Information supplied —
%%

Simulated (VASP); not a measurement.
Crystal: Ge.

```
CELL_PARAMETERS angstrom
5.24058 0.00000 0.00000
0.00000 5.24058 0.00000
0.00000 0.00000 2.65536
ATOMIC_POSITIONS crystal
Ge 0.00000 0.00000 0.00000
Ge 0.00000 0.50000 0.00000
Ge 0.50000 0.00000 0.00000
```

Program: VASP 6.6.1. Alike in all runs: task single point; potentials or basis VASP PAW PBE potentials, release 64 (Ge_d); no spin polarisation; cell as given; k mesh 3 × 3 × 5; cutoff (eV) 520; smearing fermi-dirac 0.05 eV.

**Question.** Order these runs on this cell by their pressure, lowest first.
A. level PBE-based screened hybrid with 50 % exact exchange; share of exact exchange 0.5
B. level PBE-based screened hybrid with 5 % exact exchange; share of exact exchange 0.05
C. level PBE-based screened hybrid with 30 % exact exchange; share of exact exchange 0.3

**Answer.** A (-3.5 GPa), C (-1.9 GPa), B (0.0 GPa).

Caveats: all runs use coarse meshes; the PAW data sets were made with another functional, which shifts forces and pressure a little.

%%

Activity — The output should be exactly the lines above from the line containing "A. level PBE-based" to the line containing "B (0.0 GPa).", inclusive, with no other lines.

Written reply —
A. level PBE-based screened hybrid with 50 % exact exchange; share of exact exchange 0.5
B. level PBE-based screened hybrid with 5 % exact exchange; share of exact exchange 0.05
C. level PBE-based screened hybrid with 30 % exact exchange; share of exact exchange 0.3

**Answer.** A (-3.5 GPa), C (-1.9 GPa), B (0.0 GPa).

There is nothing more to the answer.